> [Recorded information]:
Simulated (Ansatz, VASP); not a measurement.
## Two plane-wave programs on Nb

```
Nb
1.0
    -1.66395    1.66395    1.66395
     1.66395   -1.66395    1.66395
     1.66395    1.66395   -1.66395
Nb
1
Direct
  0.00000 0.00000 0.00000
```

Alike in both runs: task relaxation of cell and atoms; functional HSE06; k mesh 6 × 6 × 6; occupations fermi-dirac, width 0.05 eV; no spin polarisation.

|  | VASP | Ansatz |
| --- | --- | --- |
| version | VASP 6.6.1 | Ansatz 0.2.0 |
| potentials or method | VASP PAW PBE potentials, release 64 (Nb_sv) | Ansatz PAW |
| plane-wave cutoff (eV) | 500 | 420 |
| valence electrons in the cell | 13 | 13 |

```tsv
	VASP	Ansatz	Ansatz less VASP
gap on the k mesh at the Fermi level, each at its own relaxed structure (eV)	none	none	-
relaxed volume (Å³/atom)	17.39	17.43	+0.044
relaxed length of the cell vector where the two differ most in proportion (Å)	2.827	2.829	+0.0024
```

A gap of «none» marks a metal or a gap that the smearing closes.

> [Work request]:
Copy out the entries exactly. Begin at the first line and end with the line that has "500 | 420 |".

> [Task result]:
Simulated (Ansatz, VASP); not a measurement.
## Two plane-wave programs on Nb

```
Nb
1.0
    -1.66395    1.66395    1.66395
     1.66395   -1.66395    1.66395
     1.66395    1.66395   -1.66395
Nb
1
Direct
  0.00000 0.00000 0.00000
```

Alike in both runs: task relaxation of cell and atoms; functional HSE06; k mesh 6 × 6 × 6; occupations fermi-dirac, width 0.05 eV; no spin polarisation.

|  | VASP | Ansatz |
| --- | --- | --- |
| version | VASP 6.6.1 | Ansatz 0.2.0 |
| potentials or method | VASP PAW PBE potentials, release 64 (Nb_sv) | Ansatz PAW |
| plane-wave cutoff (eV) | 500 | 420 |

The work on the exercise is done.